• **WORK INSTRUCTION**:
Each line below from the one containing "Q: What is the point group?" through the one containing "A: 1154 kJ/mol without, 1074 kJ/mol with." is to be given again exactly, and no line outside that span.

• **RECORDS SUPPLIED**:
▼▼▼
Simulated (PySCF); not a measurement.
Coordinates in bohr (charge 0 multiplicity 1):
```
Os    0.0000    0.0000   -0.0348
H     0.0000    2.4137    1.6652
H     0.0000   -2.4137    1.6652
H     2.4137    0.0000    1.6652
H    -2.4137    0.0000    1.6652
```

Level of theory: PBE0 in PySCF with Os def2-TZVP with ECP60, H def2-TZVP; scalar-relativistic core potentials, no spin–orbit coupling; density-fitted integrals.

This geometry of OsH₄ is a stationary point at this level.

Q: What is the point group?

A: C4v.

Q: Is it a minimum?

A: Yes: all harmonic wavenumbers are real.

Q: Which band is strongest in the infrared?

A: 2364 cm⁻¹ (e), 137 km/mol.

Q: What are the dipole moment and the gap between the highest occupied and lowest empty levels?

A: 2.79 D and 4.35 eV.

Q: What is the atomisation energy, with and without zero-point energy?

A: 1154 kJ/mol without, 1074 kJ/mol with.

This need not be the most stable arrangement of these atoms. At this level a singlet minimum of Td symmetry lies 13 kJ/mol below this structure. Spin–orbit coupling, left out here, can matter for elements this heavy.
▲▲▲

• **WORKED SOLUTION**:
Q: What is the point group?

A: C4v.

Q: Is it a minimum?

A: Yes: all harmonic wavenumbers are real.

Q: Which band is strongest in the infrared?

A: 2364 cm⁻¹ (e), 137 km/mol.

Q: What are the dipole moment and the gap between the highest occupied and lowest empty levels?

A: 2.79 D and 4.35 eV.

Q: What is the atomisation energy, with and without zero-point energy?

A: 1154 kJ/mol without, 1074 kJ/mol with.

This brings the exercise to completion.